RECORDS SUPPLIED
==============================

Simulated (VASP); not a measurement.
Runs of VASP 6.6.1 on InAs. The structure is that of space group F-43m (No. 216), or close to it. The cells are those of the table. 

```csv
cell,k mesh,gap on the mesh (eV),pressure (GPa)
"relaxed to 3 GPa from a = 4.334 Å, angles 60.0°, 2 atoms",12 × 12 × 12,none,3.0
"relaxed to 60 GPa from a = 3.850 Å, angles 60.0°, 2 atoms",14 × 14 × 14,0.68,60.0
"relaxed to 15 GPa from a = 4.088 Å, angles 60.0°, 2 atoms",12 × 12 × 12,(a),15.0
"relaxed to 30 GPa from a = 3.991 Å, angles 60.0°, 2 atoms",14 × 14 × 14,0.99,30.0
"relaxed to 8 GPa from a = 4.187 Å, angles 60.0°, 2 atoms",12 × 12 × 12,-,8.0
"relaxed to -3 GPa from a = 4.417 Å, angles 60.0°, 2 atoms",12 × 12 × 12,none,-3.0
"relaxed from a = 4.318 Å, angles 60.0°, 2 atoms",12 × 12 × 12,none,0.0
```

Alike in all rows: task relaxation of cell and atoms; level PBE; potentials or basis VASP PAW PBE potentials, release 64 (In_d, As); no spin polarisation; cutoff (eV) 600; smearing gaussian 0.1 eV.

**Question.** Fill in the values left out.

==============================

Copy the entries word for word.

RESPONSE AREA
Simulated (VASP); not a measurement.
Runs of VASP 6.6.1 on InAs. The structure is that of space group F-43m (No. 216), or close to it. The cells are those of the table. 

```csv
cell,k mesh,gap on the mesh (eV),pressure (GPa)
"relaxed to 3 GPa from a = 4.334 Å, angles 60.0°, 2 atoms",12 × 12 × 12,none,3.0
"relaxed to 60 GPa from a = 3.850 Å, angles 60.0°, 2 atoms",14 × 14 × 14,0.68,60.0
"relaxed to 15 GPa from a = 4.088 Å, angles 60.0°, 2 atoms",12 × 12 × 12,(a),15.0
"relaxed to 30 GPa from a = 3.991 Å, angles 60.0°, 2 atoms",14 × 14 × 14,0.99,30.0
"relaxed to 8 GPa from a = 4.187 Å, angles 60.0°, 2 atoms",12 × 12 × 12,-,8.0
"relaxed to -3 GPa from a = 4.417 Å, angles 60.0°, 2 atoms",12 × 12 × 12,none,-3.0
"relaxed from a = 4.318 Å, angles 60.0°, 2 atoms",12 × 12 × 12,none,0.0
```

Alike in all rows: task relaxation of cell and atoms; level PBE; potentials or basis VASP PAW PBE potentials, release 64 (In_d, As); no spin polarisation; cutoff (eV) 600; smearing gaussian 0.1 eV.

**Question.** Fill in the values left out.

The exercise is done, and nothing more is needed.